--- Provided data ---
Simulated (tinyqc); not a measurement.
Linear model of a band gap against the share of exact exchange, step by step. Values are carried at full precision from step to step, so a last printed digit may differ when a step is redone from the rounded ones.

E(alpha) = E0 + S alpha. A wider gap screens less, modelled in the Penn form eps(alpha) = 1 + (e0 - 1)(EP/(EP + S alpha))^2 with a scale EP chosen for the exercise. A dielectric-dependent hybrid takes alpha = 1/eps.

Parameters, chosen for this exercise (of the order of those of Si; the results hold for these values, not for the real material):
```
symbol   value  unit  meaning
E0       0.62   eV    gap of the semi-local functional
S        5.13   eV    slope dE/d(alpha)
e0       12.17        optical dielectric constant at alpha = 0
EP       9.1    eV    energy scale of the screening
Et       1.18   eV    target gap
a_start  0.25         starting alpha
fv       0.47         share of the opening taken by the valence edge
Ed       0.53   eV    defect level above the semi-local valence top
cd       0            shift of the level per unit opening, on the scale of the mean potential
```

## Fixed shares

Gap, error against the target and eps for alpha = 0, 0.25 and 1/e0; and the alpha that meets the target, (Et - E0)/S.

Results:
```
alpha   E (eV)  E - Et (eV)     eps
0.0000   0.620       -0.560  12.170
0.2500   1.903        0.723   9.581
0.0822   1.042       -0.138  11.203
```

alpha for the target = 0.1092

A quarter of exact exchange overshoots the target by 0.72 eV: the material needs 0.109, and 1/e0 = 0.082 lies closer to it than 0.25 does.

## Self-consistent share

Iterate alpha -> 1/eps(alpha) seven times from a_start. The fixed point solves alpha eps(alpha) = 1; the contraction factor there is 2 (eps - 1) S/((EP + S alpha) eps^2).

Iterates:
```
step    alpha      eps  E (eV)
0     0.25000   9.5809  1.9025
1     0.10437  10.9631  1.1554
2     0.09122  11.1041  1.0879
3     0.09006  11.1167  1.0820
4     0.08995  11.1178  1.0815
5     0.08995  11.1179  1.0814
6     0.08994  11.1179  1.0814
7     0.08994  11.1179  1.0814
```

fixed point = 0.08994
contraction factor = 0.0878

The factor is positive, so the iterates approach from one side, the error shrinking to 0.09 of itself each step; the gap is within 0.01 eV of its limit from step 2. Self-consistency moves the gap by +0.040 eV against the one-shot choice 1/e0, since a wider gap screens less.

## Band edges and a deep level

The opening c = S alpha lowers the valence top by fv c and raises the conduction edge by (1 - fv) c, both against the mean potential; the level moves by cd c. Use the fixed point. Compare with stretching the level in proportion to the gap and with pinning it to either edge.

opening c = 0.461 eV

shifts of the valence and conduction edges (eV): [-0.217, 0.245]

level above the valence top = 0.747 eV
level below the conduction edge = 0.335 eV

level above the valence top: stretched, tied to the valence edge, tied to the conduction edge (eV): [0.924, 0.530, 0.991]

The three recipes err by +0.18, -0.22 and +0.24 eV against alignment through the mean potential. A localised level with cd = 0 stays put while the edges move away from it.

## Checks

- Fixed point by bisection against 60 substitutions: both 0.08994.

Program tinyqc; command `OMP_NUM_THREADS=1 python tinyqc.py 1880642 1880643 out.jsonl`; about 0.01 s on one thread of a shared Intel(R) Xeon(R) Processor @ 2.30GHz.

--- Requirement ---
From the records above, extract exactly and only the lines that begin at the line with "alpha for the target = 0.1092" and stop after the line with "contraction factor = 0.0878".

--- Solution ---
alpha for the target = 0.1092

A quarter of exact exchange overshoots the target by 0.72 eV: the material needs 0.109, and 1/e0 = 0.082 lies closer to it than 0.25 does.

## Self-consistent share

Iterate alpha -> 1/eps(alpha) seven times from a_start. The fixed point solves alpha eps(alpha) = 1; the contraction factor there is 2 (eps - 1) S/((EP + S alpha) eps^2).

Iterates:
```
step    alpha      eps  E (eV)
0     0.25000   9.5809  1.9025
1     0.10437  10.9631  1.1554
2     0.09122  11.1041  1.0879
3     0.09006  11.1167  1.0820
4     0.08995  11.1178  1.0815
5     0.08995  11.1179  1.0814
6     0.08994  11.1179  1.0814
7     0.08994  11.1179  1.0814
```

fixed point = 0.08994
contraction factor = 0.0878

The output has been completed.